# # # # #

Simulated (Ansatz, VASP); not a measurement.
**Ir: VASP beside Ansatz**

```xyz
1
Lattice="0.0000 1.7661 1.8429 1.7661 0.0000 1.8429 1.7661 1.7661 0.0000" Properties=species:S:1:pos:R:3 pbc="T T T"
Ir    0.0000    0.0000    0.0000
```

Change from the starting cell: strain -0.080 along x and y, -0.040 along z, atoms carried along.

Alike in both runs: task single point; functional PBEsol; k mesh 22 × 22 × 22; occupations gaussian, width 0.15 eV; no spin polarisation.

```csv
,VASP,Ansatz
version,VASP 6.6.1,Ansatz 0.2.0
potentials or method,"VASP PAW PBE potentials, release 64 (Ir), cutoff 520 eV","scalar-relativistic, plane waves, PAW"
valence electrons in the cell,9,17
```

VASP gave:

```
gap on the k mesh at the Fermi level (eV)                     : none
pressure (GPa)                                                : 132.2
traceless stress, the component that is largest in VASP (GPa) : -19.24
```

# # # # #

Work task:
Exactly as written, transcribe every line shown above.

Your response:
Simulated (Ansatz, VASP); not a measurement.
**Ir: VASP beside Ansatz**

```xyz
1
Lattice="0.0000 1.7661 1.8429 1.7661 0.0000 1.8429 1.7661 1.7661 0.0000" Properties=species:S:1:pos:R:3 pbc="T T T"
Ir    0.0000    0.0000    0.0000
```

Change from the starting cell: strain -0.080 along x and y, -0.040 along z, atoms carried along.

Alike in both runs: task single point; functional PBEsol; k mesh 22 × 22 × 22; occupations gaussian, width 0.15 eV; no spin polarisation.

```csv
,VASP,Ansatz
version,VASP 6.6.1,Ansatz 0.2.0
potentials or method,"VASP PAW PBE potentials, release 64 (Ir), cutoff 520 eV","scalar-relativistic, plane waves, PAW"
valence electrons in the cell,9,17
```

VASP gave:

```
gap on the k mesh at the Fermi level (eV)                     : none
pressure (GPa)                                                : 132.2
traceless stress, the component that is largest in VASP (GPa) : -19.24
```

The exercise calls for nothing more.